Work request: Each line of the data must be set down again without a single difference.

Data extracts:
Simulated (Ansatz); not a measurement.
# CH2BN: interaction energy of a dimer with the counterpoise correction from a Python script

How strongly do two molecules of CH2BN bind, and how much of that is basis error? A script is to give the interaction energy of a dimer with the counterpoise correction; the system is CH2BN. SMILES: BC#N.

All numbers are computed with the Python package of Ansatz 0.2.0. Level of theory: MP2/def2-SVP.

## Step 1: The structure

Problem solution:
Simulated (Ansatz); not a measurement.
# CH2BN: interaction energy of a dimer with the counterpoise correction from a Python script

How strongly do two molecules of CH2BN bind, and how much of that is basis error? A script is to give the interaction energy of a dimer with the counterpoise correction; the system is CH2BN. SMILES: BC#N.

All numbers are computed with the Python package of Ansatz 0.2.0. Level of theory: MP2/def2-SVP.

## Step 1: The structure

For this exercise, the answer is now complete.